GIVEN DATA =
┄┄┄┄┄┄┄┄┄┄
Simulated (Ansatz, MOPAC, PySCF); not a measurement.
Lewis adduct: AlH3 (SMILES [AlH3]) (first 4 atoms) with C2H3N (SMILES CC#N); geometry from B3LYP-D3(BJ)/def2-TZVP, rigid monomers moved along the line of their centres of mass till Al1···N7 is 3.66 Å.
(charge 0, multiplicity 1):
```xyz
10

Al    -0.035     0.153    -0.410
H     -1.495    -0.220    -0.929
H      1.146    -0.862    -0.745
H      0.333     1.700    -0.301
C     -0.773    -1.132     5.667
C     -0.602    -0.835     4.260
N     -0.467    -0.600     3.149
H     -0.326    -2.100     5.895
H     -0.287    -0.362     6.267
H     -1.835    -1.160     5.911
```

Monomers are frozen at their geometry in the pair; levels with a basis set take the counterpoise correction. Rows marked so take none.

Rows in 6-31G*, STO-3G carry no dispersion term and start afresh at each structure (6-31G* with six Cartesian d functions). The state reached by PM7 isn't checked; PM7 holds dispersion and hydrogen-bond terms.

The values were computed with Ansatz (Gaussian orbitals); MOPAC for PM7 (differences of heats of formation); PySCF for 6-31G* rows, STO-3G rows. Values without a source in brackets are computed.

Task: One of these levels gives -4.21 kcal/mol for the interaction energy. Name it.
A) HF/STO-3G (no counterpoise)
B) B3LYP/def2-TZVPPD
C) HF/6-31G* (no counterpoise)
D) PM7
┄┄┄┄┄┄┄┄┄┄

WORK REQUEST =
Return all of the data above verbatim.

WRITTEN ANSWER =
Simulated (Ansatz, MOPAC, PySCF); not a measurement.
Lewis adduct: AlH3 (SMILES [AlH3]) (first 4 atoms) with C2H3N (SMILES CC#N); geometry from B3LYP-D3(BJ)/def2-TZVP, rigid monomers moved along the line of their centres of mass till Al1···N7 is 3.66 Å.
(charge 0, multiplicity 1):
```xyz
10

Al    -0.035     0.153    -0.410
H     -1.495    -0.220    -0.929
H      1.146    -0.862    -0.745
H      0.333     1.700    -0.301
C     -0.773    -1.132     5.667
C     -0.602    -0.835     4.260
N     -0.467    -0.600     3.149
H     -0.326    -2.100     5.895
H     -0.287    -0.362     6.267
H     -1.835    -1.160     5.911
```

Monomers are frozen at their geometry in the pair; levels with a basis set take the counterpoise correction. Rows marked so take none.

Rows in 6-31G*, STO-3G carry no dispersion term and start afresh at each structure (6-31G* with six Cartesian d functions). The state reached by PM7 isn't checked; PM7 holds dispersion and hydrogen-bond terms.

The values were computed with Ansatz (Gaussian orbitals); MOPAC for PM7 (differences of heats of formation); PySCF for 6-31G* rows, STO-3G rows. Values without a source in brackets are computed.

Task: One of these levels gives -4.21 kcal/mol for the interaction energy. Name it.
A) HF/STO-3G (no counterpoise)
B) B3LYP/def2-TZVPPD
C) HF/6-31G* (no counterpoise)
D) PM7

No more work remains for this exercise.